Start of Block

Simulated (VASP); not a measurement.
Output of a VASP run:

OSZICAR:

End of Block

Produce an identical printout of the material above.

Simulated (VASP); not a measurement.
Output of a VASP run:

OSZICAR:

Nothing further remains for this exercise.